◆ Required action
The records are to be repeated in full. Every line must match.

------------------------
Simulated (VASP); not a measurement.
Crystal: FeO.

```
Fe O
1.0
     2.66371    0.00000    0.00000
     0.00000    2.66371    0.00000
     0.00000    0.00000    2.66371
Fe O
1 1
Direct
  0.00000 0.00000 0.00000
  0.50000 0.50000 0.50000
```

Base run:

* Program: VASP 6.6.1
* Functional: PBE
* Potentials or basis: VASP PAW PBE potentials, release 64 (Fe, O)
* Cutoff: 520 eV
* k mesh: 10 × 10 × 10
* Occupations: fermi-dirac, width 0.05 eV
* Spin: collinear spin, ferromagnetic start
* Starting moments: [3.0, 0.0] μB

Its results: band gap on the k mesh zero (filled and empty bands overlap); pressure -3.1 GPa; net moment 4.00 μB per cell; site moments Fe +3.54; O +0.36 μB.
------------------------

◆ Result
Simulated (VASP); not a measurement.
Crystal: FeO.

```
Fe O
1.0
     2.66371    0.00000    0.00000
     0.00000    2.66371    0.00000
     0.00000    0.00000    2.66371
Fe O
1 1
Direct
  0.00000 0.00000 0.00000
  0.50000 0.50000 0.50000
```

Base run:

* Program: VASP 6.6.1
* Functional: PBE
* Potentials or basis: VASP PAW PBE potentials, release 64 (Fe, O)
* Cutoff: 520 eV
* k mesh: 10 × 10 × 10
* Occupations: fermi-dirac, width 0.05 eV
* Spin: collinear spin, ferromagnetic start
* Starting moments: [3.0, 0.0] μB

Its results: band gap on the k mesh zero (filled and empty bands overlap); pressure -3.1 GPa; net moment 4.00 μB per cell; site moments Fe +3.54; O +0.36 μB.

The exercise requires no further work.